> _Requirement_: Give back all of the records underneath exactly, with no omissions.

> _Source data_:
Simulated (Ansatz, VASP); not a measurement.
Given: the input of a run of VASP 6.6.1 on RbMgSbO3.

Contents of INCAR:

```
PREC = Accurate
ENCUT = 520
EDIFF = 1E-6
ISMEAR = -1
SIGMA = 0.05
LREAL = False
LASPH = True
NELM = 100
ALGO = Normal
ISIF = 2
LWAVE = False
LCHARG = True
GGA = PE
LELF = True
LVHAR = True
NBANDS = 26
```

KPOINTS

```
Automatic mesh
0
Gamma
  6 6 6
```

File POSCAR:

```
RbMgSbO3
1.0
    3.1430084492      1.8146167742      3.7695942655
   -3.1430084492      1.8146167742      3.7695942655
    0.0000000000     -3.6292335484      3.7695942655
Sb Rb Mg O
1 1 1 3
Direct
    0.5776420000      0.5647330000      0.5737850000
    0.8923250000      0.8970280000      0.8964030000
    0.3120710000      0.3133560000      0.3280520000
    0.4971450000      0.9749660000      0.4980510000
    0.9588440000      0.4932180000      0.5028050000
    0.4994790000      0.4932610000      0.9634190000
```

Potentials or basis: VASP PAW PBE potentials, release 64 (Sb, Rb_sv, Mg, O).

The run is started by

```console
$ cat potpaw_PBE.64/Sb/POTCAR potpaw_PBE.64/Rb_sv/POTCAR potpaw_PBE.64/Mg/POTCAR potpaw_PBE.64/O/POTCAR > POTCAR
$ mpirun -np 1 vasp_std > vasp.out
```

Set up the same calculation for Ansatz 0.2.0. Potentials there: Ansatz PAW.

> _Task response_:
Simulated (Ansatz, VASP); not a measurement.
Given: the input of a run of VASP 6.6.1 on RbMgSbO3.

Contents of INCAR:

```
PREC = Accurate
ENCUT = 520
EDIFF = 1E-6
ISMEAR = -1
SIGMA = 0.05
LREAL = False
LASPH = True
NELM = 100
ALGO = Normal
ISIF = 2
LWAVE = False
LCHARG = True
GGA = PE
LELF = True
LVHAR = True
NBANDS = 26
```

KPOINTS

```
Automatic mesh
0
Gamma
  6 6 6
```

File POSCAR:

```
RbMgSbO3
1.0
    3.1430084492      1.8146167742      3.7695942655
   -3.1430084492      1.8146167742      3.7695942655
    0.0000000000     -3.6292335484      3.7695942655
Sb Rb Mg O
1 1 1 3
Direct
    0.5776420000      0.5647330000      0.5737850000
    0.8923250000      0.8970280000      0.8964030000
    0.3120710000      0.3133560000      0.3280520000
    0.4971450000      0.9749660000      0.4980510000
    0.9588440000      0.4932180000      0.5028050000
    0.4994790000      0.4932610000      0.9634190000
```

Potentials or basis: VASP PAW PBE potentials, release 64 (Sb, Rb_sv, Mg, O).

The run is started by

```console
$ cat potpaw_PBE.64/Sb/POTCAR potpaw_PBE.64/Rb_sv/POTCAR potpaw_PBE.64/Mg/POTCAR potpaw_PBE.64/O/POTCAR > POTCAR
$ mpirun -np 1 vasp_std > vasp.out
```

Set up the same calculation for Ansatz 0.2.0. Potentials there: Ansatz PAW.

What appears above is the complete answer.